********************
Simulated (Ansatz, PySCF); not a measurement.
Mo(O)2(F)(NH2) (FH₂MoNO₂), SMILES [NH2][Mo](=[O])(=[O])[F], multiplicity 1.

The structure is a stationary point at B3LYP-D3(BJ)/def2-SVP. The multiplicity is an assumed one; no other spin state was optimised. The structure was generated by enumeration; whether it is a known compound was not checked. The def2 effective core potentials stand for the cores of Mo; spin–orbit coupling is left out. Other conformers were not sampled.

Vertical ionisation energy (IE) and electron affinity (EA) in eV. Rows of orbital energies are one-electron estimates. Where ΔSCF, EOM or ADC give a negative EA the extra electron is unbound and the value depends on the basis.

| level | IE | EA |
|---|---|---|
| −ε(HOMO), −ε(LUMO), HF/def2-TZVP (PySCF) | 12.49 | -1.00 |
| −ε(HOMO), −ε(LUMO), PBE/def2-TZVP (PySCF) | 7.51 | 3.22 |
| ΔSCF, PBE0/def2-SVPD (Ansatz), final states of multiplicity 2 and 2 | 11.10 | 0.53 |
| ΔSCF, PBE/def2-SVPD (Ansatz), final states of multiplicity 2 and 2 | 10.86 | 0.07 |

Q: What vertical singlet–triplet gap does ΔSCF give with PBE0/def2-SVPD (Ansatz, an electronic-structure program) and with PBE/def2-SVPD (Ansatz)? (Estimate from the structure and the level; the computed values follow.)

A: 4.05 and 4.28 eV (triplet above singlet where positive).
********************

Brief: Each entry shown above should be transcribed exactly as written.

Your solution:
Simulated (Ansatz, PySCF); not a measurement.
Mo(O)2(F)(NH2) (FH₂MoNO₂), SMILES [NH2][Mo](=[O])(=[O])[F], multiplicity 1.

The structure is a stationary point at B3LYP-D3(BJ)/def2-SVP. The multiplicity is an assumed one; no other spin state was optimised. The structure was generated by enumeration; whether it is a known compound was not checked. The def2 effective core potentials stand for the cores of Mo; spin–orbit coupling is left out. Other conformers were not sampled.

Vertical ionisation energy (IE) and electron affinity (EA) in eV. Rows of orbital energies are one-electron estimates. Where ΔSCF, EOM or ADC give a negative EA the extra electron is unbound and the value depends on the basis.

| level | IE | EA |
|---|---|---|
| −ε(HOMO), −ε(LUMO), HF/def2-TZVP (PySCF) | 12.49 | -1.00 |
| −ε(HOMO), −ε(LUMO), PBE/def2-TZVP (PySCF) | 7.51 | 3.22 |
| ΔSCF, PBE0/def2-SVPD (Ansatz), final states of multiplicity 2 and 2 | 11.10 | 0.53 |
| ΔSCF, PBE/def2-SVPD (Ansatz), final states of multiplicity 2 and 2 | 10.86 | 0.07 |

Q: What vertical singlet–triplet gap does ΔSCF give with PBE0/def2-SVPD (Ansatz, an electronic-structure program) and with PBE/def2-SVPD (Ansatz)? (Estimate from the structure and the level; the computed values follow.)

A: 4.05 and 4.28 eV (triplet above singlet where positive).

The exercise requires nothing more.